ASSIGNED TASK =>
In the listing that follows, the range to quote begins at the line that has "Cd₁₃Te₁₂Cl₂. Total charge" and ends after the line that has "orbitals of Ansatz."; quote it verbatim and add nothing.

..........

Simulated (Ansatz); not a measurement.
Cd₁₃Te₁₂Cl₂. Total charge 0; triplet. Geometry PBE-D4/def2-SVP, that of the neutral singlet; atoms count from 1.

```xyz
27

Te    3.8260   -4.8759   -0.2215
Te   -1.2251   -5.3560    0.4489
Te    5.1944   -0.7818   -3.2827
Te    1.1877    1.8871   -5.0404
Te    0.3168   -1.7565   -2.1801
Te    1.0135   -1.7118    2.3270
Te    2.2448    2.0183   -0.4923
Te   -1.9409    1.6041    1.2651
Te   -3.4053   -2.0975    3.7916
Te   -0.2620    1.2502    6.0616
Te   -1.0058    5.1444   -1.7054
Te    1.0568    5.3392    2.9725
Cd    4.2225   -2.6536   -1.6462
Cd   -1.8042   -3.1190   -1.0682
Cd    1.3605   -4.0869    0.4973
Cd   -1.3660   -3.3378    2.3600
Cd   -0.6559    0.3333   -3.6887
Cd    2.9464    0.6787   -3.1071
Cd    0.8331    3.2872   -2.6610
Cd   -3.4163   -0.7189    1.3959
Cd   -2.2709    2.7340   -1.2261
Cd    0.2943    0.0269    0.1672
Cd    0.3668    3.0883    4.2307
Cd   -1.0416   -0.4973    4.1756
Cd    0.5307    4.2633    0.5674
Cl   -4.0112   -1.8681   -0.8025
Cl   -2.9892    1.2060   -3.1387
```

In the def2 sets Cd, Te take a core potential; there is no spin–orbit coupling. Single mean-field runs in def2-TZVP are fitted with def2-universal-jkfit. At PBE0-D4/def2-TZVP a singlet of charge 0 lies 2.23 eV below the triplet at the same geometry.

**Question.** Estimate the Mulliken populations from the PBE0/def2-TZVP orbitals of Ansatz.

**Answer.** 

..........

RESULT =>
Cd₁₃Te₁₂Cl₂. Total charge 0; triplet. Geometry PBE-D4/def2-SVP, that of the neutral singlet; atoms count from 1.

```xyz
27

Te    3.8260   -4.8759   -0.2215
Te   -1.2251   -5.3560    0.4489
Te    5.1944   -0.7818   -3.2827
Te    1.1877    1.8871   -5.0404
Te    0.3168   -1.7565   -2.1801
Te    1.0135   -1.7118    2.3270
Te    2.2448    2.0183   -0.4923
Te   -1.9409    1.6041    1.2651
Te   -3.4053   -2.0975    3.7916
Te   -0.2620    1.2502    6.0616
Te   -1.0058    5.1444   -1.7054
Te    1.0568    5.3392    2.9725
Cd    4.2225   -2.6536   -1.6462
Cd   -1.8042   -3.1190   -1.0682
Cd    1.3605   -4.0869    0.4973
Cd   -1.3660   -3.3378    2.3600
Cd   -0.6559    0.3333   -3.6887
Cd    2.9464    0.6787   -3.1071
Cd    0.8331    3.2872   -2.6610
Cd   -3.4163   -0.7189    1.3959
Cd   -2.2709    2.7340   -1.2261
Cd    0.2943    0.0269    0.1672
Cd    0.3668    3.0883    4.2307
Cd   -1.0416   -0.4973    4.1756
Cd    0.5307    4.2633    0.5674
Cl   -4.0112   -1.8681   -0.8025
Cl   -2.9892    1.2060   -3.1387
```

In the def2 sets Cd, Te take a core potential; there is no spin–orbit coupling. Single mean-field runs in def2-TZVP are fitted with def2-universal-jkfit. At PBE0-D4/def2-TZVP a singlet of charge 0 lies 2.23 eV below the triplet at the same geometry.

**Question.** Estimate the Mulliken populations from the PBE0/def2-TZVP orbitals of Ansatz.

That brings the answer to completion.